---- Information shown

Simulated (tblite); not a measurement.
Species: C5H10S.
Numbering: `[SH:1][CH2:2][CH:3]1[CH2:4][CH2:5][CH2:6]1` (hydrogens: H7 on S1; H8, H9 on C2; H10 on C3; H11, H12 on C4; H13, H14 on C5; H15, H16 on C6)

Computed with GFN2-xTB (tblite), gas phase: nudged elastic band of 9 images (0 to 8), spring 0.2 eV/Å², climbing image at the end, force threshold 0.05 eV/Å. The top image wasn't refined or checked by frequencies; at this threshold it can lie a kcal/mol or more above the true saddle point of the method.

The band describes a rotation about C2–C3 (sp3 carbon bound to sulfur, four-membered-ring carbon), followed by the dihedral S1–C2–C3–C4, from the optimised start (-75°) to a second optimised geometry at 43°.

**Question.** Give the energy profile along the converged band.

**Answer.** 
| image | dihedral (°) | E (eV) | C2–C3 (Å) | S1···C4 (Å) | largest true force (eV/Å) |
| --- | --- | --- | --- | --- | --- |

--------

● Exercise
Once more, write out all the data exactly.

● Exercise answer
Simulated (tblite); not a measurement.
Species: C5H10S.
Numbering: `[SH:1][CH2:2][CH:3]1[CH2:4][CH2:5][CH2:6]1` (hydrogens: H7 on S1; H8, H9 on C2; H10 on C3; H11, H12 on C4; H13, H14 on C5; H15, H16 on C6)

Computed with GFN2-xTB (tblite), gas phase: nudged elastic band of 9 images (0 to 8), spring 0.2 eV/Å², climbing image at the end, force threshold 0.05 eV/Å. The top image wasn't refined or checked by frequencies; at this threshold it can lie a kcal/mol or more above the true saddle point of the method.

The band describes a rotation about C2–C3 (sp3 carbon bound to sulfur, four-membered-ring carbon), followed by the dihedral S1–C2–C3–C4, from the optimised start (-75°) to a second optimised geometry at 43°.

**Question.** Give the energy profile along the converged band.

**Answer.** 
| image | dihedral (°) | E (eV) | C2–C3 (Å) | S1···C4 (Å) | largest true force (eV/Å) |
| --- | --- | --- | --- | --- | --- |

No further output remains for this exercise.